Brief: Copy all the lines below without altering anything.

Supplied data: Begin

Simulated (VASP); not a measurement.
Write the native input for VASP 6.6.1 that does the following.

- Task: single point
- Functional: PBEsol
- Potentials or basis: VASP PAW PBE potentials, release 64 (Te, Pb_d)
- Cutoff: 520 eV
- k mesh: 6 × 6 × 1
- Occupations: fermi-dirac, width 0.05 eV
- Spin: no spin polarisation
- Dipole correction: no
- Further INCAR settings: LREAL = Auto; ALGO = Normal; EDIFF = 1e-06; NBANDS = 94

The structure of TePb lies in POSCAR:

Supplied data: End

Your solution:
Simulated (VASP); not a measurement.
Write the native input for VASP 6.6.1 that does the following.

- Task: single point
- Functional: PBEsol
- Potentials or basis: VASP PAW PBE potentials, release 64 (Te, Pb_d)
- Cutoff: 520 eV
- k mesh: 6 × 6 × 1
- Occupations: fermi-dirac, width 0.05 eV
- Spin: no spin polarisation
- Dipole correction: no
- Further INCAR settings: LREAL = Auto; ALGO = Normal; EDIFF = 1e-06; NBANDS = 94

The structure of TePb lies in POSCAR:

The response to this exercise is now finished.